§ The data
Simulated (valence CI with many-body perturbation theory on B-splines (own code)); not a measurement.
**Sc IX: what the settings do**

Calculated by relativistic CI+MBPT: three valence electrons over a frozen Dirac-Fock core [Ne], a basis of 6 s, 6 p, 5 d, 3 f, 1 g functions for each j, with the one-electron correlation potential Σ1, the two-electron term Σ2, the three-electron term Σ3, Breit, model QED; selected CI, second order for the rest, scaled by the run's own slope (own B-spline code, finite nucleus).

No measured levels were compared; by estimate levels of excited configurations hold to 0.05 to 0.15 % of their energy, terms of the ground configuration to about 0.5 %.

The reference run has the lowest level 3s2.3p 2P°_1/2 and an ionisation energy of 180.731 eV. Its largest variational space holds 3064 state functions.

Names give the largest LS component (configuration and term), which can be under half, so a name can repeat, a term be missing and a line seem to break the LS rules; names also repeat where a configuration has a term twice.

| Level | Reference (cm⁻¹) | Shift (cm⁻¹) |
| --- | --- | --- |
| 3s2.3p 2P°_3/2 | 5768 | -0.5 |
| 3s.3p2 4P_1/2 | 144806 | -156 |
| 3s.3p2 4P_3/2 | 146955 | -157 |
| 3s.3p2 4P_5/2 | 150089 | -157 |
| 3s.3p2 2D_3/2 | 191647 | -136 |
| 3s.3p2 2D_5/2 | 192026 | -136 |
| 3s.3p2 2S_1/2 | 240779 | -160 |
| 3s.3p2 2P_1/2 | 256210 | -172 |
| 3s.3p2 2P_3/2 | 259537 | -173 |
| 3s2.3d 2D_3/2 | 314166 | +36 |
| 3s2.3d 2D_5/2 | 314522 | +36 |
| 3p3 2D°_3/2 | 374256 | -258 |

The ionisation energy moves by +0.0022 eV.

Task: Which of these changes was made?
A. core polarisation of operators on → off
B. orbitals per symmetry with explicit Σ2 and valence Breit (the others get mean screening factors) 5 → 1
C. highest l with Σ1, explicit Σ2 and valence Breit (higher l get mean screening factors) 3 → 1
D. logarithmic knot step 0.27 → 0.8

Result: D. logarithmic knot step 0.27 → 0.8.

§ Brief
Exactly the lines running from the top of the records to the line that contains "the settings do**", inclusive, must be set down, and nothing more.

§ Task answer
Simulated (valence CI with many-body perturbation theory on B-splines (own code)); not a measurement.
**Sc IX: what the settings do**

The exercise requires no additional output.